Assignment: Set down the lines below exactly as they stand, please. Go from the first through the one containing "Dissociation curve of".

Supplied material:
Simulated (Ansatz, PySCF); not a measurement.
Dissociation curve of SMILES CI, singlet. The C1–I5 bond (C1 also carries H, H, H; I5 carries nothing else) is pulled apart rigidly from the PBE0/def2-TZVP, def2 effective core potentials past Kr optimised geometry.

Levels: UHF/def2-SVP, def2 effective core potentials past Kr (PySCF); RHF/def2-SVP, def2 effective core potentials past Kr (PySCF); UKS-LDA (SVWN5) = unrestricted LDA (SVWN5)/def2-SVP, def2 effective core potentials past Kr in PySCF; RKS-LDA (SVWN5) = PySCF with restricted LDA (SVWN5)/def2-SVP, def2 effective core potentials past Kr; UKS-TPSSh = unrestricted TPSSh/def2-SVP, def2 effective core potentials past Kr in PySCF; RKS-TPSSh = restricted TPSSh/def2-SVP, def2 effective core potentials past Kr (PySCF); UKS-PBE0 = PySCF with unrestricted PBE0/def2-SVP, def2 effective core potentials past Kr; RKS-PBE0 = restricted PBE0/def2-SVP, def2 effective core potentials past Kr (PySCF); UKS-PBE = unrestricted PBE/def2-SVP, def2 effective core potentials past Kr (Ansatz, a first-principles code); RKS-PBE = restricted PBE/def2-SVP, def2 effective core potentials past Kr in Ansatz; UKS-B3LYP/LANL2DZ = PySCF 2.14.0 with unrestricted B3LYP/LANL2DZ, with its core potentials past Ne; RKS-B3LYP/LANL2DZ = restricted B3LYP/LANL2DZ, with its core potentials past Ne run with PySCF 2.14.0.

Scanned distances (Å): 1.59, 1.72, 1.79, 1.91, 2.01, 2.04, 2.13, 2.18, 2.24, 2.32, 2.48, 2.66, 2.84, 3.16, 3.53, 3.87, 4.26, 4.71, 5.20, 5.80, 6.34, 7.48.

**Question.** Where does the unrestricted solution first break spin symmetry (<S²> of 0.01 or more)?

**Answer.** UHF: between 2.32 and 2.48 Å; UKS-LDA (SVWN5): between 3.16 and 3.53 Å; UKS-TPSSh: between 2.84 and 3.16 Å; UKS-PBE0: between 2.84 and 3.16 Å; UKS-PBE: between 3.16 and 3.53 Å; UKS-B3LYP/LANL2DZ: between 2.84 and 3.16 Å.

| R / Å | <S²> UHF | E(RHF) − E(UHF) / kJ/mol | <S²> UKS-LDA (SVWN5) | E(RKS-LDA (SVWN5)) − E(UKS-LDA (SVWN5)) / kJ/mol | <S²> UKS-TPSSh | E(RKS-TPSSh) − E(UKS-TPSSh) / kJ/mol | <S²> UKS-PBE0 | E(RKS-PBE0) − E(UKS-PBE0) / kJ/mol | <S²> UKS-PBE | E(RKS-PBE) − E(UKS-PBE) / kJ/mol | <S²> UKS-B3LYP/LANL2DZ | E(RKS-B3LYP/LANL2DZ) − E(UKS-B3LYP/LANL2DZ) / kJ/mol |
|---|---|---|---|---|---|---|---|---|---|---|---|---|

Answer box:
Simulated (Ansatz, PySCF); not a measurement.
Dissociation curve of SMILES CI, singlet. The C1–I5 bond (C1 also carries H, H, H; I5 carries nothing else) is pulled apart rigidly from the PBE0/def2-TZVP, def2 effective core potentials past Kr optimised geometry.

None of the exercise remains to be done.